Records shown →
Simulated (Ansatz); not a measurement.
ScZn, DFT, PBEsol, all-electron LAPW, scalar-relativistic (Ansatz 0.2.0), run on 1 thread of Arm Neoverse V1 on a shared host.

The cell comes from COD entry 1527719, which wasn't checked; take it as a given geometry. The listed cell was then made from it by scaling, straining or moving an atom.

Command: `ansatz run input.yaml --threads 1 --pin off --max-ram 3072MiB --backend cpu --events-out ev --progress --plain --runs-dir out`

Requirement → The entries above are to be retyped exactly, with nothing left out.

Written solution →
Simulated (Ansatz); not a measurement.
ScZn, DFT, PBEsol, all-electron LAPW, scalar-relativistic (Ansatz 0.2.0), run on 1 thread of Arm Neoverse V1 on a shared host.

The cell comes from COD entry 1527719, which wasn't checked; take it as a given geometry. The listed cell was then made from it by scaling, straining or moving an atom.

Command: `ansatz run input.yaml --threads 1 --pin off --max-ram 3072MiB --backend cpu --events-out ev --progress --plain --runs-dir out`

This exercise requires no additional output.